§ **Material provided**:
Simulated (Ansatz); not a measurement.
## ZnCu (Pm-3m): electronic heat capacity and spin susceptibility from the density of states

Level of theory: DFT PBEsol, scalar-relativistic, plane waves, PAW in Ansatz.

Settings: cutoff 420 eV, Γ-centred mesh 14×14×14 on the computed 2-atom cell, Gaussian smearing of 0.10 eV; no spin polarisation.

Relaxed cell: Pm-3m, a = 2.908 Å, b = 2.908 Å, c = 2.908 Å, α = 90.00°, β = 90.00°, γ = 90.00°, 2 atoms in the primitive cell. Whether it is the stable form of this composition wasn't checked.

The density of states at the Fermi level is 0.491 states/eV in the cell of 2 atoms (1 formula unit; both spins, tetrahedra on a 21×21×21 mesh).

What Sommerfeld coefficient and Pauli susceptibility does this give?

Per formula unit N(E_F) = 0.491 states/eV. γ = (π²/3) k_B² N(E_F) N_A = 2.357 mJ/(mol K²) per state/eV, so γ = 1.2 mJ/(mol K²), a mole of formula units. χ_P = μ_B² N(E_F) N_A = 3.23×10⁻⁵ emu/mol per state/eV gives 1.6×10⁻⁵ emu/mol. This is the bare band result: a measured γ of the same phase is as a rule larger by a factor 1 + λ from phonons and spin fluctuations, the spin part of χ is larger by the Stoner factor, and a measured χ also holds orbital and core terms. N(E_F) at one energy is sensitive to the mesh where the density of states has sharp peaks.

§ **Task item**: Take the listing from its first line to the line containing "Level of theory: DFT". Reproduce those lines exactly and nothing else.

§ **Answer section**:
Simulated (Ansatz); not a measurement.
## ZnCu (Pm-3m): electronic heat capacity and spin susceptibility from the density of states

Level of theory: DFT PBEsol, scalar-relativistic, plane waves, PAW in Ansatz.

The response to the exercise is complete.